§ **Data records**
○ ○ ○ ○
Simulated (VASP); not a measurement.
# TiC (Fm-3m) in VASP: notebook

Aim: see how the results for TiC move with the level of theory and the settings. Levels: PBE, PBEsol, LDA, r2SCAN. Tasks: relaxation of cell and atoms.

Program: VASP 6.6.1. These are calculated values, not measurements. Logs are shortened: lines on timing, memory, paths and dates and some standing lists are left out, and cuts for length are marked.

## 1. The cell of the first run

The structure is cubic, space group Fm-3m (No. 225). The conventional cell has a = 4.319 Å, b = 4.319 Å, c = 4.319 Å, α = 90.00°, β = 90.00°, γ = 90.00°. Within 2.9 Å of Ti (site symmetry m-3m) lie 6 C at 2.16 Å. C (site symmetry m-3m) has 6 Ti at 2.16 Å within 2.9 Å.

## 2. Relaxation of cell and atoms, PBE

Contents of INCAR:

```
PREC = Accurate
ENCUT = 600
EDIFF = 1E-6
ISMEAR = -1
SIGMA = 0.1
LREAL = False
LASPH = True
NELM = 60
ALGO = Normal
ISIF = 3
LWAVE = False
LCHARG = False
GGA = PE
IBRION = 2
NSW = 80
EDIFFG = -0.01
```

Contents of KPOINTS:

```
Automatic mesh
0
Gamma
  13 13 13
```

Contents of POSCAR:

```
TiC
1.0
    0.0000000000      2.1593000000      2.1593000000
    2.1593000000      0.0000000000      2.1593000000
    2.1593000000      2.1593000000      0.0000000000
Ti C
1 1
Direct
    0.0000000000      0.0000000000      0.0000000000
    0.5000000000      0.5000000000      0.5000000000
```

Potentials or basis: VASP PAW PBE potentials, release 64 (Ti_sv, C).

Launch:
○ ○ ○ ○

§ **Task item**
Look back at the data above. Transcribe exactly the lines starting at the line that contains "## 1. The cell of the first run" and ending at the line that contains "Potentials or basis: VASP".

§ **Exercise output**
## 1. The cell of the first run

The structure is cubic, space group Fm-3m (No. 225). The conventional cell has a = 4.319 Å, b = 4.319 Å, c = 4.319 Å, α = 90.00°, β = 90.00°, γ = 90.00°. Within 2.9 Å of Ti (site symmetry m-3m) lie 6 C at 2.16 Å. C (site symmetry m-3m) has 6 Ti at 2.16 Å within 2.9 Å.

## 2. Relaxation of cell and atoms, PBE

Contents of INCAR:

```
PREC = Accurate
ENCUT = 600
EDIFF = 1E-6
ISMEAR = -1
SIGMA = 0.1
LREAL = False
LASPH = True
NELM = 60
ALGO = Normal
ISIF = 3
LWAVE = False
LCHARG = False
GGA = PE
IBRION = 2
NSW = 80
EDIFFG = -0.01
```

Contents of KPOINTS:

```
Automatic mesh
0
Gamma
  13 13 13
```

Contents of POSCAR:

```
TiC
1.0
    0.0000000000      2.1593000000      2.1593000000
    2.1593000000      0.0000000000      2.1593000000
    2.1593000000      2.1593000000      0.0000000000
Ti C
1 1
Direct
    0.0000000000      0.0000000000      0.0000000000
    0.5000000000      0.5000000000      0.5000000000
```

Potentials or basis: VASP PAW PBE potentials, release 64 (Ti_sv, C).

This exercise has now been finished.